Segment Start: PROVIDED INFORMATION

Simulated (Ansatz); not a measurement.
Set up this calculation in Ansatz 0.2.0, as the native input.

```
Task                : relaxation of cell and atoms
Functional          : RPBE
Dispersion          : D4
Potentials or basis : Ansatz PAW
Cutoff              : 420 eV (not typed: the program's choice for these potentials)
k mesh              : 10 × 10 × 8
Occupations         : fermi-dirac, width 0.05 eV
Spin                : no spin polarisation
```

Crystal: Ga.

Segment End: PROVIDED INFORMATION

Retype the listing. Match it exactly.

Simulated (Ansatz); not a measurement.
Set up this calculation in Ansatz 0.2.0, as the native input.

```
Task                : relaxation of cell and atoms
Functional          : RPBE
Dispersion          : D4
Potentials or basis : Ansatz PAW
Cutoff              : 420 eV (not typed: the program's choice for these potentials)
k mesh              : 10 × 10 × 8
Occupations         : fermi-dirac, width 0.05 eV
Spin                : no spin polarisation
```

Crystal: Ga.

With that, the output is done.